■ **INFORMATION**

# # # # # # #

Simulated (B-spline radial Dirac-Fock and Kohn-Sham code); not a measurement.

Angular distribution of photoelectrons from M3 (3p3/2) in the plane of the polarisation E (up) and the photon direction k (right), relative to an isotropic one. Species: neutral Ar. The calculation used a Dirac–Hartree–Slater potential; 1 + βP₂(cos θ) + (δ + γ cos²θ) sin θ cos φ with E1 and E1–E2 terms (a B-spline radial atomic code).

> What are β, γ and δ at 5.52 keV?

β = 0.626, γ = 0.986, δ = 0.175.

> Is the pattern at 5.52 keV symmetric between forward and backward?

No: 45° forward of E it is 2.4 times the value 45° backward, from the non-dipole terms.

# # # # # # #

■ **ACTIVITY**
Would you set down, word for word, the lines from the opening of the entries above through the line with "forward and backward?", both included, and no others?

■ **ANSWER AREA**
Simulated (B-spline radial Dirac-Fock and Kohn-Sham code); not a measurement.

Angular distribution of photoelectrons from M3 (3p3/2) in the plane of the polarisation E (up) and the photon direction k (right), relative to an isotropic one. Species: neutral Ar. The calculation used a Dirac–Hartree–Slater potential; 1 + βP₂(cos θ) + (δ + γ cos²θ) sin θ cos φ with E1 and E1–E2 terms (a B-spline radial atomic code).

> What are β, γ and δ at 5.52 keV?

β = 0.626, γ = 0.986, δ = 0.175.

> Is the pattern at 5.52 keV symmetric between forward and backward?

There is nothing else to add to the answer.